Segment Start: MATERIAL SUPPLIED
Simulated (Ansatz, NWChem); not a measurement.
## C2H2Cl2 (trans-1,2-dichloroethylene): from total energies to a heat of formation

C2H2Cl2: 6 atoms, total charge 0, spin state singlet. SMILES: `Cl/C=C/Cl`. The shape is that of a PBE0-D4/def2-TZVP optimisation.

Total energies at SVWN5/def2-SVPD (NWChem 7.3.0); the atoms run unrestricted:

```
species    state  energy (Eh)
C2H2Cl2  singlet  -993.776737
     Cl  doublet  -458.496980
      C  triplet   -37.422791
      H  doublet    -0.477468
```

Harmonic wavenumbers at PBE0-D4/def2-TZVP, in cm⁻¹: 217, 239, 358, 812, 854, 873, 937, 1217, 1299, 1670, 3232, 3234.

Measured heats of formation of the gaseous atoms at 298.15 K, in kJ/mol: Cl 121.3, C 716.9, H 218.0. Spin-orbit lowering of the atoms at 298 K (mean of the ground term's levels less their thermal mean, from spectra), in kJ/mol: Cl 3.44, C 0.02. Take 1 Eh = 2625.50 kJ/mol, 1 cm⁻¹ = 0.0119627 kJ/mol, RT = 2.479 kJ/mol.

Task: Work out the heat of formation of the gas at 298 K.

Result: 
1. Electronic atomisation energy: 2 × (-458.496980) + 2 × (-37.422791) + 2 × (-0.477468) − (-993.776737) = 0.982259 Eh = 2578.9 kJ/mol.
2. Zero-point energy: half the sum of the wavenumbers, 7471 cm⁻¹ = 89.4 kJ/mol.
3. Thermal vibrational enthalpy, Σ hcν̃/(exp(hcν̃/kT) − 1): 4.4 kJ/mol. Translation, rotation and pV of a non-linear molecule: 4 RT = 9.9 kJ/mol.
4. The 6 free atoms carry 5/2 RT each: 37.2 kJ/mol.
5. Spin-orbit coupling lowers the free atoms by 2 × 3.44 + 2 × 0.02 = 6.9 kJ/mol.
Segment End: MATERIAL SUPPLIED

Begin with the first line of the records and finish with the line containing "Harmonic wavenumbers at". Reproduce those lines exactly, both ends included, and nothing else.

Simulated (Ansatz, NWChem); not a measurement.
## C2H2Cl2 (trans-1,2-dichloroethylene): from total energies to a heat of formation

C2H2Cl2: 6 atoms, total charge 0, spin state singlet. SMILES: `Cl/C=C/Cl`. The shape is that of a PBE0-D4/def2-TZVP optimisation.

Total energies at SVWN5/def2-SVPD (NWChem 7.3.0); the atoms run unrestricted:

```
species    state  energy (Eh)
C2H2Cl2  singlet  -993.776737
     Cl  doublet  -458.496980
      C  triplet   -37.422791
      H  doublet    -0.477468
```

Harmonic wavenumbers at PBE0-D4/def2-TZVP, in cm⁻¹: 217, 239, 358, 812, 854, 873, 937, 1217, 1299, 1670, 3232, 3234.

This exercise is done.